***** Records shown *****

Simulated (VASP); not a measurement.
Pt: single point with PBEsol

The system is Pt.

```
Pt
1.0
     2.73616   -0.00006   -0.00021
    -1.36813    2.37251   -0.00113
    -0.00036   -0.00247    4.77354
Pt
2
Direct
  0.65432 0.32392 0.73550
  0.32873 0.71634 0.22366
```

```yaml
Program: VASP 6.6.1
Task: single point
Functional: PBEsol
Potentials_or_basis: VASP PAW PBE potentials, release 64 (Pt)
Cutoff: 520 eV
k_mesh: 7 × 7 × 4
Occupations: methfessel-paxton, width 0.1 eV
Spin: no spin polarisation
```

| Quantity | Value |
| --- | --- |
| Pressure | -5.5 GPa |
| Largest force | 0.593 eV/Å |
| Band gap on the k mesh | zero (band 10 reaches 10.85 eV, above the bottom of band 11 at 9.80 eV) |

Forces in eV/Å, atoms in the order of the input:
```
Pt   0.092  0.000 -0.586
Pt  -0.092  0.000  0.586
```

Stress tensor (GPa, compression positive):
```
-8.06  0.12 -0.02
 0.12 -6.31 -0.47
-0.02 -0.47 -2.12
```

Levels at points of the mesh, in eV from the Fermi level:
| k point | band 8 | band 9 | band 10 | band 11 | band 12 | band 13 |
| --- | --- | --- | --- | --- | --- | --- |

*****

* [Assigned task]
Each line from the start of the listing above through the line containing "12 | band 13 |" should be copied exactly, please, with no other lines added.

* [Task answer]
Simulated (VASP); not a measurement.
Pt: single point with PBEsol

The system is Pt.

```
Pt
1.0
     2.73616   -0.00006   -0.00021
    -1.36813    2.37251   -0.00113
    -0.00036   -0.00247    4.77354
Pt
2
Direct
  0.65432 0.32392 0.73550
  0.32873 0.71634 0.22366
```

```yaml
Program: VASP 6.6.1
Task: single point
Functional: PBEsol
Potentials_or_basis: VASP PAW PBE potentials, release 64 (Pt)
Cutoff: 520 eV
k_mesh: 7 × 7 × 4
Occupations: methfessel-paxton, width 0.1 eV
Spin: no spin polarisation
```

| Quantity | Value |
| --- | --- |
| Pressure | -5.5 GPa |
| Largest force | 0.593 eV/Å |
| Band gap on the k mesh | zero (band 10 reaches 10.85 eV, above the bottom of band 11 at 9.80 eV) |

Forces in eV/Å, atoms in the order of the input:
```
Pt   0.092  0.000 -0.586
Pt  -0.092  0.000  0.586
```

Stress tensor (GPa, compression positive):
```
-8.06  0.12 -0.02
 0.12 -6.31 -0.47
-0.02 -0.47 -2.12
```

Levels at points of the mesh, in eV from the Fermi level:
| k point | band 8 | band 9 | band 10 | band 11 | band 12 | band 13 |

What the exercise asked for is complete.